* * * * *
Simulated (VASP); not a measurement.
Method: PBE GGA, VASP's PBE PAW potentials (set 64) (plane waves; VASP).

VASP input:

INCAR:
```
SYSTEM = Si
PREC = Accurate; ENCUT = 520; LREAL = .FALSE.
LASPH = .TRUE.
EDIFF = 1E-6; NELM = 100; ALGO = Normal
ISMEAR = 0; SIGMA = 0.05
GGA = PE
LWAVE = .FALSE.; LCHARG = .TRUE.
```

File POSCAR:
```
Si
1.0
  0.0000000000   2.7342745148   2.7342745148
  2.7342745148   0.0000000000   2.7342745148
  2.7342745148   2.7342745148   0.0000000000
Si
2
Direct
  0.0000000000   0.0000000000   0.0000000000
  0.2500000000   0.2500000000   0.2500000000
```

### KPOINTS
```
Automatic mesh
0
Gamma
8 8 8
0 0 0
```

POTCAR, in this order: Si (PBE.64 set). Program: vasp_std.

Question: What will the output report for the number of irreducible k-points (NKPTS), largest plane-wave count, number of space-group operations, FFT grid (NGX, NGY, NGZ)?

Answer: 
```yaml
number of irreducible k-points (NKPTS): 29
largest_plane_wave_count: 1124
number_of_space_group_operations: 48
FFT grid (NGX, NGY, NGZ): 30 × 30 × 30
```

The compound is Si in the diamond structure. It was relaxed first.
* * * * *

◆ WORK INSTRUCTION ◆
Starting at the first line of the data above, retype each line exactly until you reach the line containing "POTCAR, in this", and include that line too.

◆ WORKED SOLUTION ◆
Simulated (VASP); not a measurement.
Method: PBE GGA, VASP's PBE PAW potentials (set 64) (plane waves; VASP).

VASP input:

INCAR:
```
SYSTEM = Si
PREC = Accurate; ENCUT = 520; LREAL = .FALSE.
LASPH = .TRUE.
EDIFF = 1E-6; NELM = 100; ALGO = Normal
ISMEAR = 0; SIGMA = 0.05
GGA = PE
LWAVE = .FALSE.; LCHARG = .TRUE.
```

File POSCAR:
```
Si
1.0
  0.0000000000   2.7342745148   2.7342745148
  2.7342745148   0.0000000000   2.7342745148
  2.7342745148   2.7342745148   0.0000000000
Si
2
Direct
  0.0000000000   0.0000000000   0.0000000000
  0.2500000000   0.2500000000   0.2500000000
```

### KPOINTS
```
Automatic mesh
0
Gamma
8 8 8
0 0 0
```

POTCAR, in this order: Si (PBE.64 set). Program: vasp_std.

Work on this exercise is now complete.